> [WORK ITEM]: Set every record down again, identical to the original.

> [ENTRIES SHOWN]:
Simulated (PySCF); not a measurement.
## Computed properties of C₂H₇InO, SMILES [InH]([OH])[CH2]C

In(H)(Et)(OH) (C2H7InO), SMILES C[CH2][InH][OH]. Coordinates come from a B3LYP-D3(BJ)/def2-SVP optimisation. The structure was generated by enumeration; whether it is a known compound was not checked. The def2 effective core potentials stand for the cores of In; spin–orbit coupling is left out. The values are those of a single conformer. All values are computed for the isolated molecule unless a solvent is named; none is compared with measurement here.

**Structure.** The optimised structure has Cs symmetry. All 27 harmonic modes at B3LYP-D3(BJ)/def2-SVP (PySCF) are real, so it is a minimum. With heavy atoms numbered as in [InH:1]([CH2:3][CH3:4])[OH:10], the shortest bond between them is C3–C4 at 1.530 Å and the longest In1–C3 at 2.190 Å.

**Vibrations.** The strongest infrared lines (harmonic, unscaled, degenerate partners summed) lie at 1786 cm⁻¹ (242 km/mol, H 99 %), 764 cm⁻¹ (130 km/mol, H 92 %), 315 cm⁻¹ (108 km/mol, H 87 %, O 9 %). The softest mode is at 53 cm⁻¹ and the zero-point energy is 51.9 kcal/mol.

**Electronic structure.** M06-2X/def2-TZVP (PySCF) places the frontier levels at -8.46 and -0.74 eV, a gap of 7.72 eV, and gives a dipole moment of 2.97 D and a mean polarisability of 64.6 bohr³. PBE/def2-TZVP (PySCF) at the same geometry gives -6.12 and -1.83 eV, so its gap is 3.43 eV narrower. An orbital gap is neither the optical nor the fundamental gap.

> [WRITTEN REPLY]:
Simulated (PySCF); not a measurement.
## Computed properties of C₂H₇InO, SMILES [InH]([OH])[CH2]C

In(H)(Et)(OH) (C2H7InO), SMILES C[CH2][InH][OH]. Coordinates come from a B3LYP-D3(BJ)/def2-SVP optimisation. The structure was generated by enumeration; whether it is a known compound was not checked. The def2 effective core potentials stand for the cores of In; spin–orbit coupling is left out. The values are those of a single conformer. All values are computed for the isolated molecule unless a solvent is named; none is compared with measurement here.

**Structure.** The optimised structure has Cs symmetry. All 27 harmonic modes at B3LYP-D3(BJ)/def2-SVP (PySCF) are real, so it is a minimum. With heavy atoms numbered as in [InH:1]([CH2:3][CH3:4])[OH:10], the shortest bond between them is C3–C4 at 1.530 Å and the longest In1–C3 at 2.190 Å.

**Vibrations.** The strongest infrared lines (harmonic, unscaled, degenerate partners summed) lie at 1786 cm⁻¹ (242 km/mol, H 99 %), 764 cm⁻¹ (130 km/mol, H 92 %), 315 cm⁻¹ (108 km/mol, H 87 %, O 9 %). The softest mode is at 53 cm⁻¹ and the zero-point energy is 51.9 kcal/mol.

**Electronic structure.** M06-2X/def2-TZVP (PySCF) places the frontier levels at -8.46 and -0.74 eV, a gap of 7.72 eV, and gives a dipole moment of 2.97 D and a mean polarisability of 64.6 bohr³. PBE/def2-TZVP (PySCF) at the same geometry gives -6.12 and -1.83 eV, so its gap is 3.43 eV narrower. An orbital gap is neither the optical nor the fundamental gap.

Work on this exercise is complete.